'''

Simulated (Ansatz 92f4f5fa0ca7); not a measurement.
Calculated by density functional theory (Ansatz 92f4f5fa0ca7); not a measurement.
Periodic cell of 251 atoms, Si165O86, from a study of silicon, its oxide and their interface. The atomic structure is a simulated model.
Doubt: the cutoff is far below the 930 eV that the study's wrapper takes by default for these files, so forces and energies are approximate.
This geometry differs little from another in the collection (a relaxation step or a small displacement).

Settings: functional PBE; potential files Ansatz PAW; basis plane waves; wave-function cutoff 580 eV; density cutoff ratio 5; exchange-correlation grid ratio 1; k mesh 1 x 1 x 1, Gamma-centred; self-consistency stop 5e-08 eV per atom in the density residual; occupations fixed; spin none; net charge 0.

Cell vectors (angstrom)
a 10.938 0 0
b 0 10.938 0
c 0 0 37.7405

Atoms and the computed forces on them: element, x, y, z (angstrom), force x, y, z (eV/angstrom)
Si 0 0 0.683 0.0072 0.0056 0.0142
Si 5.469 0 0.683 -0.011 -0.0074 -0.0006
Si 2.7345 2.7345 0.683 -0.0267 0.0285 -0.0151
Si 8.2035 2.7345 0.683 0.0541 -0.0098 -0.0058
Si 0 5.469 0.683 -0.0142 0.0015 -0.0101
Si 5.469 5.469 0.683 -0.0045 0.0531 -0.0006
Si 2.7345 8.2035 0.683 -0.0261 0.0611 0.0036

'''

Work task
When you reach the line that contains "This geometry differs", stop; that line and every line before it, from the very first line of the data, should be restated word for word.

Exercise output
Simulated (Ansatz 92f4f5fa0ca7); not a measurement.
Calculated by density functional theory (Ansatz 92f4f5fa0ca7); not a measurement.
Periodic cell of 251 atoms, Si165O86, from a study of silicon, its oxide and their interface. The atomic structure is a simulated model.
Doubt: the cutoff is far below the 930 eV that the study's wrapper takes by default for these files, so forces and energies are approximate.
This geometry differs little from another in the collection (a relaxation step or a small displacement).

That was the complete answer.